__Activity__
Retype each line of the listing. Do not alter anything.

************

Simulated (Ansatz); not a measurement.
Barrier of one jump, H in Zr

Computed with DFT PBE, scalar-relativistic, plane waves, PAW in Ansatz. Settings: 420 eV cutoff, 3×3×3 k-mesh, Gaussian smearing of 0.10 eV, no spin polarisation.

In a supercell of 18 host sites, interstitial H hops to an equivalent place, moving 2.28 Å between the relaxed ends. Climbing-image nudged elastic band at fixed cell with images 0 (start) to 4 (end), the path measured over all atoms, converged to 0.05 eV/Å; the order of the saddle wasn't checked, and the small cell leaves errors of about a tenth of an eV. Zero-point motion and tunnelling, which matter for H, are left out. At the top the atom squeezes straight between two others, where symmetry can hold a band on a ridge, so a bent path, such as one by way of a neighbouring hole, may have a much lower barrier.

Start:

************

__Task output__
Simulated (Ansatz); not a measurement.
Barrier of one jump, H in Zr

Computed with DFT PBE, scalar-relativistic, plane waves, PAW in Ansatz. Settings: 420 eV cutoff, 3×3×3 k-mesh, Gaussian smearing of 0.10 eV, no spin polarisation.

In a supercell of 18 host sites, interstitial H hops to an equivalent place, moving 2.28 Å between the relaxed ends. Climbing-image nudged elastic band at fixed cell with images 0 (start) to 4 (end), the path measured over all atoms, converged to 0.05 eV/Å; the order of the saddle wasn't checked, and the small cell leaves errors of about a tenth of an eV. Zero-point motion and tunnelling, which matter for H, are left out. At the top the atom squeezes straight between two others, where symmetry can hold a band on a ridge, so a bent path, such as one by way of a neighbouring hole, may have a much lower barrier.

Start:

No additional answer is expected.